Assignment:
Write out, word for word, the first line of the data below and every line after it through the one containing "Runs on SrCl2.".

-*-
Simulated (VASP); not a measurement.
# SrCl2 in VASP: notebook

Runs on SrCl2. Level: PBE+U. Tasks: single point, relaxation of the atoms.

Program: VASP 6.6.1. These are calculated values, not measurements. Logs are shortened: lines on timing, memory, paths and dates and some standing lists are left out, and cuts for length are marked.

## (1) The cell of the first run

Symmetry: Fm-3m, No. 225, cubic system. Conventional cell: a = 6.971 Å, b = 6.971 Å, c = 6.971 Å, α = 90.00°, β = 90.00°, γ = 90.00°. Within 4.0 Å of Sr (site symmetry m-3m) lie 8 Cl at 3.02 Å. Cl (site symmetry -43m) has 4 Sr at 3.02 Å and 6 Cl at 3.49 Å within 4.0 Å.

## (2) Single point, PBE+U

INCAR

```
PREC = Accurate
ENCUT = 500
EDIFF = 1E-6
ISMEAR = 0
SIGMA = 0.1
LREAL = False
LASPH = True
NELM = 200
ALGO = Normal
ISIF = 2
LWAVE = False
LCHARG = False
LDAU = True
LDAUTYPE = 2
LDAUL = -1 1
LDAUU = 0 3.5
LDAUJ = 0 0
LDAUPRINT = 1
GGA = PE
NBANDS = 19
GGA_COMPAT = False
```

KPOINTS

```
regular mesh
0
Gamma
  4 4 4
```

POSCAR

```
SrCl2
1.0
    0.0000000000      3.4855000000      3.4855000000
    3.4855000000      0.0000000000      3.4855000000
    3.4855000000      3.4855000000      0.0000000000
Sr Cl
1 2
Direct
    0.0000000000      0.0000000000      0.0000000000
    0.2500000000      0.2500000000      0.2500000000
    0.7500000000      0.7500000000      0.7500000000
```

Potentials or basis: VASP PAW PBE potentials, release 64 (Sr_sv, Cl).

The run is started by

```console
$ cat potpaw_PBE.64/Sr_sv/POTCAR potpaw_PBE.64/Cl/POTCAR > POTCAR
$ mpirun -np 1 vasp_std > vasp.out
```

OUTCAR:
-*-

Task solution:
Simulated (VASP); not a measurement.
# SrCl2 in VASP: notebook

Runs on SrCl2. Level: PBE+U. Tasks: single point, relaxation of the atoms.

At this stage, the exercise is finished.